Assignment
Write out every record in full, keeping each character exactly as it is.

Given records
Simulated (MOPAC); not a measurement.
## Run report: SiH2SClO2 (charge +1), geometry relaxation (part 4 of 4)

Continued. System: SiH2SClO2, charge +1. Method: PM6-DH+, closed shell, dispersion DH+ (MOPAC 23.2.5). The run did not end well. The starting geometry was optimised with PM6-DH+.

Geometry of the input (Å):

Worked solution
Simulated (MOPAC); not a measurement.
## Run report: SiH2SClO2 (charge +1), geometry relaxation (part 4 of 4)

Continued. System: SiH2SClO2, charge +1. Method: PM6-DH+, closed shell, dispersion DH+ (MOPAC 23.2.5). The run did not end well. The starting geometry was optimised with PM6-DH+.

Geometry of the input (Å):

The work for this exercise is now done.